Task item - Retype all of the data. Every line must match exactly.

Provided data -
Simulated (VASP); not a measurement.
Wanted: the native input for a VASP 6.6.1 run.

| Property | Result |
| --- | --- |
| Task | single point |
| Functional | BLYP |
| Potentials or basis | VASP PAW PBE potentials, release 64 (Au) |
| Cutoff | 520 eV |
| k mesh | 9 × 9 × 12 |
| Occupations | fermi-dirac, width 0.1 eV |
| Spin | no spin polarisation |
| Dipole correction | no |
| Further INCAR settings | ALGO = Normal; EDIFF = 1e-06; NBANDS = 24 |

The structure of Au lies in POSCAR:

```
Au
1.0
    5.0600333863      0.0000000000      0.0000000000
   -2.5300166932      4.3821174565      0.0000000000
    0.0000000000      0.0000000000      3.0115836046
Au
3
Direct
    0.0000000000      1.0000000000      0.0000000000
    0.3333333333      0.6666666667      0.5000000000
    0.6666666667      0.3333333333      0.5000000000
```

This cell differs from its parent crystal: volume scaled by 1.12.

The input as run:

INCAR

Exercise result -
Simulated (VASP); not a measurement.
Wanted: the native input for a VASP 6.6.1 run.

| Property | Result |
| --- | --- |
| Task | single point |
| Functional | BLYP |
| Potentials or basis | VASP PAW PBE potentials, release 64 (Au) |
| Cutoff | 520 eV |
| k mesh | 9 × 9 × 12 |
| Occupations | fermi-dirac, width 0.1 eV |
| Spin | no spin polarisation |
| Dipole correction | no |
| Further INCAR settings | ALGO = Normal; EDIFF = 1e-06; NBANDS = 24 |

The structure of Au lies in POSCAR:

```
Au
1.0
    5.0600333863      0.0000000000      0.0000000000
   -2.5300166932      4.3821174565      0.0000000000
    0.0000000000      0.0000000000      3.0115836046
Au
3
Direct
    0.0000000000      1.0000000000      0.0000000000
    0.3333333333      0.6666666667      0.5000000000
    0.6666666667      0.3333333333      0.5000000000
```

This cell differs from its parent crystal: volume scaled by 1.12.

The input as run:

INCAR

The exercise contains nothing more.